====

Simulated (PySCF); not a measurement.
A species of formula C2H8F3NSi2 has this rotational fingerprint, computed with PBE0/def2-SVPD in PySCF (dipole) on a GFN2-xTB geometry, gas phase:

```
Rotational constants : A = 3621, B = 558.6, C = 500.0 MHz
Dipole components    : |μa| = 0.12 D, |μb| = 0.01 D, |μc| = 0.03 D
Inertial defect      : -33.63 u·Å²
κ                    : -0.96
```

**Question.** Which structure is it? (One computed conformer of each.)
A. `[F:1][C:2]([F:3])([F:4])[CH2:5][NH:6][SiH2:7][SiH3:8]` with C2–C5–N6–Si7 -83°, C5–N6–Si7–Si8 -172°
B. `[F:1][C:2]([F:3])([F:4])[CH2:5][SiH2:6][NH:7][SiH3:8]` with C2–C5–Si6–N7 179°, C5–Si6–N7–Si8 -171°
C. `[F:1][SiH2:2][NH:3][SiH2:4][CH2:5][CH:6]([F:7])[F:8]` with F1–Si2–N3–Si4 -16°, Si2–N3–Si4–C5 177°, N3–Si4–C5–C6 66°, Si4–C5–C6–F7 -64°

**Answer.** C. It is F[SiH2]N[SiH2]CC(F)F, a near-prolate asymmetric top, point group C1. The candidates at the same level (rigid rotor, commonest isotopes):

====

Retype the entries exactly; leave nothing out.

Simulated (PySCF); not a measurement.
A species of formula C2H8F3NSi2 has this rotational fingerprint, computed with PBE0/def2-SVPD in PySCF (dipole) on a GFN2-xTB geometry, gas phase:

```
Rotational constants : A = 3621, B = 558.6, C = 500.0 MHz
Dipole components    : |μa| = 0.12 D, |μb| = 0.01 D, |μc| = 0.03 D
Inertial defect      : -33.63 u·Å²
κ                    : -0.96
```

**Question.** Which structure is it? (One computed conformer of each.)
A. `[F:1][C:2]([F:3])([F:4])[CH2:5][NH:6][SiH2:7][SiH3:8]` with C2–C5–N6–Si7 -83°, C5–N6–Si7–Si8 -172°
B. `[F:1][C:2]([F:3])([F:4])[CH2:5][SiH2:6][NH:7][SiH3:8]` with C2–C5–Si6–N7 179°, C5–Si6–N7–Si8 -171°
C. `[F:1][SiH2:2][NH:3][SiH2:4][CH2:5][CH:6]([F:7])[F:8]` with F1–Si2–N3–Si4 -16°, Si2–N3–Si4–C5 177°, N3–Si4–C5–C6 66°, Si4–C5–C6–F7 -64°

**Answer.** C. It is F[SiH2]N[SiH2]CC(F)F, a near-prolate asymmetric top, point group C1. The candidates at the same level (rigid rotor, commonest isotopes):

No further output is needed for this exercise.